Look below for the line that has "(eV) | none |". Set down the lines from there through the line that has "the smearing closes.", exactly as written.

┏━━

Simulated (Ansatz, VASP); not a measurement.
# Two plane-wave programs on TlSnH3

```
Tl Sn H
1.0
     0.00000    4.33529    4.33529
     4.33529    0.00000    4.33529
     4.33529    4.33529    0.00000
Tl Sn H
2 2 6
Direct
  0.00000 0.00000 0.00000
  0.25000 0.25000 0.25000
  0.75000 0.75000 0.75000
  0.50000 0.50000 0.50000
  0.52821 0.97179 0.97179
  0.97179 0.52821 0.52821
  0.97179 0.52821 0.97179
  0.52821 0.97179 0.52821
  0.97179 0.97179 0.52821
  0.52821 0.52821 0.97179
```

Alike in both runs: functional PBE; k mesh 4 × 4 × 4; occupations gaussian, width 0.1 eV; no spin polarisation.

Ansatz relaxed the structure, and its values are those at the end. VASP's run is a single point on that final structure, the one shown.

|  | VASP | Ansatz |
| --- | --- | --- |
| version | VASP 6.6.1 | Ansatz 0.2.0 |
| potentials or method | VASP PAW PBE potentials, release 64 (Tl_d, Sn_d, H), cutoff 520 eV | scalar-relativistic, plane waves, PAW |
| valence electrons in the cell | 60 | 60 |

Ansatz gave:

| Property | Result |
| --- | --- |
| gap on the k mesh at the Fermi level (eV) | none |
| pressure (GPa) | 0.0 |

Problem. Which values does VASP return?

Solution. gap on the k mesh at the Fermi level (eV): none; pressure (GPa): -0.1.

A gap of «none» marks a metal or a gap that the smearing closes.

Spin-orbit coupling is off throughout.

┗━━

→ Exercise response
| gap on the k mesh at the Fermi level (eV) | none |
| pressure (GPa) | 0.0 |

Problem. Which values does VASP return?

Solution. gap on the k mesh at the Fermi level (eV): none; pressure (GPa): -0.1.

A gap of «none» marks a metal or a gap that the smearing closes.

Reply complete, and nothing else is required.